*** Given records ***

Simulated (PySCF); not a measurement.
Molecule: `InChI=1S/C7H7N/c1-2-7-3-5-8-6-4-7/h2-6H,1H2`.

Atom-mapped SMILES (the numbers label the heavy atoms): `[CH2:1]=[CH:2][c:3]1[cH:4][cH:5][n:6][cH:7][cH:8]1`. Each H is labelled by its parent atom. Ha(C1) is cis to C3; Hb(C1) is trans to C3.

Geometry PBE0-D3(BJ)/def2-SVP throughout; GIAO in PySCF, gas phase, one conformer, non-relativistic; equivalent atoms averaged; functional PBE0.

***

**Work task**: Repeat every line of the listing, word for word.

**Response box**:
Simulated (PySCF); not a measurement.
Molecule: `InChI=1S/C7H7N/c1-2-7-3-5-8-6-4-7/h2-6H,1H2`.

Atom-mapped SMILES (the numbers label the heavy atoms): `[CH2:1]=[CH:2][c:3]1[cH:4][cH:5][n:6][cH:7][cH:8]1`. Each H is labelled by its parent atom. Ha(C1) is cis to C3; Hb(C1) is trans to C3.

Geometry PBE0-D3(BJ)/def2-SVP throughout; GIAO in PySCF, gas phase, one conformer, non-relativistic; equivalent atoms averaged; functional PBE0.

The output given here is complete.